=== Dataset extract ===

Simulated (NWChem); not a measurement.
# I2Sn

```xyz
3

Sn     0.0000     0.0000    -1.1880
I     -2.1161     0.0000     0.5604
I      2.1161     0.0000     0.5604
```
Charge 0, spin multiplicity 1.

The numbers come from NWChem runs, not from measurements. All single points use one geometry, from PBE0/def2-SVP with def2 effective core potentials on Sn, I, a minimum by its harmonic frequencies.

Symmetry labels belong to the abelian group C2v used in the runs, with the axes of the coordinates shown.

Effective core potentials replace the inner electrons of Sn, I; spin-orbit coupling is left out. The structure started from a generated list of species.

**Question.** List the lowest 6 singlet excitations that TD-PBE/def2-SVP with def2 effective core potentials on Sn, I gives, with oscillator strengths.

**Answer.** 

===

» Work instruction
Repeat every entry exactly. Nothing may be dropped.

» Exercise result
Simulated (NWChem); not a measurement.
# I2Sn

```xyz
3

Sn     0.0000     0.0000    -1.1880
I     -2.1161     0.0000     0.5604
I      2.1161     0.0000     0.5604
```
Charge 0, spin multiplicity 1.

The numbers come from NWChem runs, not from measurements. All single points use one geometry, from PBE0/def2-SVP with def2 effective core potentials on Sn, I, a minimum by its harmonic frequencies.

Symmetry labels belong to the abelian group C2v used in the runs, with the axes of the coordinates shown.

Effective core potentials replace the inner electrons of Sn, I; spin-orbit coupling is left out. The structure started from a generated list of species.

**Question.** List the lowest 6 singlet excitations that TD-PBE/def2-SVP with def2 effective core potentials on Sn, I gives, with oscillator strengths.

**Answer.** 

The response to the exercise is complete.